Action item: This exercise calls for the line with "Potentials or basis: VASP", the line with "Q: Estimate the wall time of this run.", and all lines between them in the material below, output exactly and with no other lines.

Recorded data:
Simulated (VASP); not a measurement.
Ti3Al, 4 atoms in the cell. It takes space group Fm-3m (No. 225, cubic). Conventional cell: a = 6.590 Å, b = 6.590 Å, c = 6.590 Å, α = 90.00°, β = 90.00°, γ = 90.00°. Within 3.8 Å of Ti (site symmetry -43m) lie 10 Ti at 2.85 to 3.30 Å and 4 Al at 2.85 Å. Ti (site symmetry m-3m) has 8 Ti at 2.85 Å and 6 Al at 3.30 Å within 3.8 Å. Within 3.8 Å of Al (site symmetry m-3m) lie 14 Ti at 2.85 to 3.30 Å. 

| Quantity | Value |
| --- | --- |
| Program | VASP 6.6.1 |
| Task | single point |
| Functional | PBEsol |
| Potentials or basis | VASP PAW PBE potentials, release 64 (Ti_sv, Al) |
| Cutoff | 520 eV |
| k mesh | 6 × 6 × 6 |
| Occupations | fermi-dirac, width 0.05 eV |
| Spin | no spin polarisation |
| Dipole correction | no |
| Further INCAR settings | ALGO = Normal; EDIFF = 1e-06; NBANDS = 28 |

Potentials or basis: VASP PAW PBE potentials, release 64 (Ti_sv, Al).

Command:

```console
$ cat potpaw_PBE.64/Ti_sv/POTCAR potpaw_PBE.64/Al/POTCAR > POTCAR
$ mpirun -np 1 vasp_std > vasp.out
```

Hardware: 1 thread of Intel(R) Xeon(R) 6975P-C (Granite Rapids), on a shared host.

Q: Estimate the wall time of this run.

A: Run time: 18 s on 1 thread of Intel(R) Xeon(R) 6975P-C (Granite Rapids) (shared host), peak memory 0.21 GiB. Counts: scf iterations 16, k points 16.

Solution:
Potentials or basis: VASP PAW PBE potentials, release 64 (Ti_sv, Al).

Command:

```console
$ cat potpaw_PBE.64/Ti_sv/POTCAR potpaw_PBE.64/Al/POTCAR > POTCAR
$ mpirun -np 1 vasp_std > vasp.out
```

Hardware: 1 thread of Intel(R) Xeon(R) 6975P-C (Granite Rapids), on a shared host.

Q: Estimate the wall time of this run.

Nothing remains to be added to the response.